SUPPLIED INFORMATION:
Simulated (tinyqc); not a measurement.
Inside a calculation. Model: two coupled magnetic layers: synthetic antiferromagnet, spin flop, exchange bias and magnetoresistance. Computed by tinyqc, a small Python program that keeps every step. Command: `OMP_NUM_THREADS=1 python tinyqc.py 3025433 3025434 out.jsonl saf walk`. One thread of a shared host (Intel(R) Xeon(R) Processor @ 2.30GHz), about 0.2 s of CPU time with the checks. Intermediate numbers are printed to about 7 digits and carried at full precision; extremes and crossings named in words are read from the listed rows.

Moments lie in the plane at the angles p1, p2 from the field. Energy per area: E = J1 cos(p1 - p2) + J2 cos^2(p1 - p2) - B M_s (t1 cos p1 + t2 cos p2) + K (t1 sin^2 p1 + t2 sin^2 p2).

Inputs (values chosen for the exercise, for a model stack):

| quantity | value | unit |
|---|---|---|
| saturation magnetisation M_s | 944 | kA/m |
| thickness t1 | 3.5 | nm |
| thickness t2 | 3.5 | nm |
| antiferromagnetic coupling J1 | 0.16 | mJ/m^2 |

ACTION ITEM: Copy out all of the records shown above exactly.

ANSWER SECTION:
Simulated (tinyqc); not a measurement.
Inside a calculation. Model: two coupled magnetic layers: synthetic antiferromagnet, spin flop, exchange bias and magnetoresistance. Computed by tinyqc, a small Python program that keeps every step. Command: `OMP_NUM_THREADS=1 python tinyqc.py 3025433 3025434 out.jsonl saf walk`. One thread of a shared host (Intel(R) Xeon(R) Processor @ 2.30GHz), about 0.2 s of CPU time with the checks. Intermediate numbers are printed to about 7 digits and carried at full precision; extremes and crossings named in words are read from the listed rows.

Moments lie in the plane at the angles p1, p2 from the field. Energy per area: E = J1 cos(p1 - p2) + J2 cos^2(p1 - p2) - B M_s (t1 cos p1 + t2 cos p2) + K (t1 sin^2 p1 + t2 sin^2 p2).

Inputs (values chosen for the exercise, for a model stack):

| quantity | value | unit |
|---|---|---|
| saturation magnetisation M_s | 944 | kA/m |
| thickness t1 | 3.5 | nm |
| thickness t2 | 3.5 | nm |
| antiferromagnetic coupling J1 | 0.16 | mJ/m^2 |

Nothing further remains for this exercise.